[[ Dataset excerpts open ]]

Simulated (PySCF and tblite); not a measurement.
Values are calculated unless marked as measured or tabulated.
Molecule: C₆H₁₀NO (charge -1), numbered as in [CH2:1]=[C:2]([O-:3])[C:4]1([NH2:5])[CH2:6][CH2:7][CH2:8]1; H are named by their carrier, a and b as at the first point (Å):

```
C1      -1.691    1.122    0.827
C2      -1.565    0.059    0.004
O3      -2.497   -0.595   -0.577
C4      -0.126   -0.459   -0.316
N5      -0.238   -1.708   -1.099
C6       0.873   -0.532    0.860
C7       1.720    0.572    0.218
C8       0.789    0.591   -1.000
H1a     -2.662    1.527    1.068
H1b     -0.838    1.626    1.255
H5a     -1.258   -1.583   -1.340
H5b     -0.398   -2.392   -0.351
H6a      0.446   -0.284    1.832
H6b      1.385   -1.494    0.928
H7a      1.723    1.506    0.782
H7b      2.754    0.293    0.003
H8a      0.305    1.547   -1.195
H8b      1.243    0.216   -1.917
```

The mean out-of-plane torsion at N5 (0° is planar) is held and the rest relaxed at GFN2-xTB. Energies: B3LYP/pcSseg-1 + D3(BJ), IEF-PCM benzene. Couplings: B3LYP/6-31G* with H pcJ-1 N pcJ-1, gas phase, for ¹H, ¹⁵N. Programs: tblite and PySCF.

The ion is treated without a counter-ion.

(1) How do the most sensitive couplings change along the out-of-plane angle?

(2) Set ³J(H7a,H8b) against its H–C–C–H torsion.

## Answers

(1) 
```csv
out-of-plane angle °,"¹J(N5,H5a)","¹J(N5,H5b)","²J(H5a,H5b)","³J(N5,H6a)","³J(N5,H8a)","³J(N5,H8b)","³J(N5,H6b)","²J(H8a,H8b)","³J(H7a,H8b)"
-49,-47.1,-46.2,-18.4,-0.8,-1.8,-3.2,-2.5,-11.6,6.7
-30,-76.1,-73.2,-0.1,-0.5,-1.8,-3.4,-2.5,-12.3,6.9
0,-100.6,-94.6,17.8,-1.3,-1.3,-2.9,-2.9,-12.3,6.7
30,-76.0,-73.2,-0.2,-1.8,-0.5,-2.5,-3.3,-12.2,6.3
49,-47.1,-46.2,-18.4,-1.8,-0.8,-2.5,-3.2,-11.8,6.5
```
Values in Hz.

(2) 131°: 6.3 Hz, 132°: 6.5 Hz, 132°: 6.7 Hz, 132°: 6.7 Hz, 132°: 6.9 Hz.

[[ Dataset excerpts closed ]]

Assignment: The reply should hold only the lines from the top of the records through the line that has "Values in Hz.", each one exact.

Task solution:
Simulated (PySCF and tblite); not a measurement.
Values are calculated unless marked as measured or tabulated.
Molecule: C₆H₁₀NO (charge -1), numbered as in [CH2:1]=[C:2]([O-:3])[C:4]1([NH2:5])[CH2:6][CH2:7][CH2:8]1; H are named by their carrier, a and b as at the first point (Å):

```
C1      -1.691    1.122    0.827
C2      -1.565    0.059    0.004
O3      -2.497   -0.595   -0.577
C4      -0.126   -0.459   -0.316
N5      -0.238   -1.708   -1.099
C6       0.873   -0.532    0.860
C7       1.720    0.572    0.218
C8       0.789    0.591   -1.000
H1a     -2.662    1.527    1.068
H1b     -0.838    1.626    1.255
H5a     -1.258   -1.583   -1.340
H5b     -0.398   -2.392   -0.351
H6a      0.446   -0.284    1.832
H6b      1.385   -1.494    0.928
H7a      1.723    1.506    0.782
H7b      2.754    0.293    0.003
H8a      0.305    1.547   -1.195
H8b      1.243    0.216   -1.917
```

The mean out-of-plane torsion at N5 (0° is planar) is held and the rest relaxed at GFN2-xTB. Energies: B3LYP/pcSseg-1 + D3(BJ), IEF-PCM benzene. Couplings: B3LYP/6-31G* with H pcJ-1 N pcJ-1, gas phase, for ¹H, ¹⁵N. Programs: tblite and PySCF.

The ion is treated without a counter-ion.

(1) How do the most sensitive couplings change along the out-of-plane angle?

(2) Set ³J(H7a,H8b) against its H–C–C–H torsion.

## Answers

(1) 
```csv
out-of-plane angle °,"¹J(N5,H5a)","¹J(N5,H5b)","²J(H5a,H5b)","³J(N5,H6a)","³J(N5,H8a)","³J(N5,H8b)","³J(N5,H6b)","²J(H8a,H8b)","³J(H7a,H8b)"
-49,-47.1,-46.2,-18.4,-0.8,-1.8,-3.2,-2.5,-11.6,6.7
-30,-76.1,-73.2,-0.1,-0.5,-1.8,-3.4,-2.5,-12.3,6.9
0,-100.6,-94.6,17.8,-1.3,-1.3,-2.9,-2.9,-12.3,6.7
30,-76.0,-73.2,-0.2,-1.8,-0.5,-2.5,-3.3,-12.2,6.3
49,-47.1,-46.2,-18.4,-1.8,-0.8,-2.5,-3.2,-11.8,6.5
```
Values in Hz.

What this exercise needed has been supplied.